ACTIVITY » Each of the entries should be output exactly, with nothing left out.

*** Block opens ***

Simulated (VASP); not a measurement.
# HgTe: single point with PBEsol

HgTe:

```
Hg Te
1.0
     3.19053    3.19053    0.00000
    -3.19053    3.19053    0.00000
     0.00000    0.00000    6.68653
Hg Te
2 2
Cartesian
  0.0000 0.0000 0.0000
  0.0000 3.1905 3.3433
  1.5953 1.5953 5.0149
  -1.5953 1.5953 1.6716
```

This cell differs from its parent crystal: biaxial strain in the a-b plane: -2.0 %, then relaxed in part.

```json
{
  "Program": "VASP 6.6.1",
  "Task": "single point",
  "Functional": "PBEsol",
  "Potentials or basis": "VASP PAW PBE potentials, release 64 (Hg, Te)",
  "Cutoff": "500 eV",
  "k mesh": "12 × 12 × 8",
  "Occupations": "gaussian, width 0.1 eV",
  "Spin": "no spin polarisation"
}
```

*** Block closes ***

WRITTEN SOLUTION »
Simulated (VASP); not a measurement.
# HgTe: single point with PBEsol

HgTe:

```
Hg Te
1.0
     3.19053    3.19053    0.00000
    -3.19053    3.19053    0.00000
     0.00000    0.00000    6.68653
Hg Te
2 2
Cartesian
  0.0000 0.0000 0.0000
  0.0000 3.1905 3.3433
  1.5953 1.5953 5.0149
  -1.5953 1.5953 1.6716
```

This cell differs from its parent crystal: biaxial strain in the a-b plane: -2.0 %, then relaxed in part.

```json
{
  "Program": "VASP 6.6.1",
  "Task": "single point",
  "Functional": "PBEsol",
  "Potentials or basis": "VASP PAW PBE potentials, release 64 (Hg, Te)",
  "Cutoff": "500 eV",
  "k mesh": "12 × 12 × 8",
  "Occupations": "gaussian, width 0.1 eV",
  "Spin": "no spin polarisation"
}
```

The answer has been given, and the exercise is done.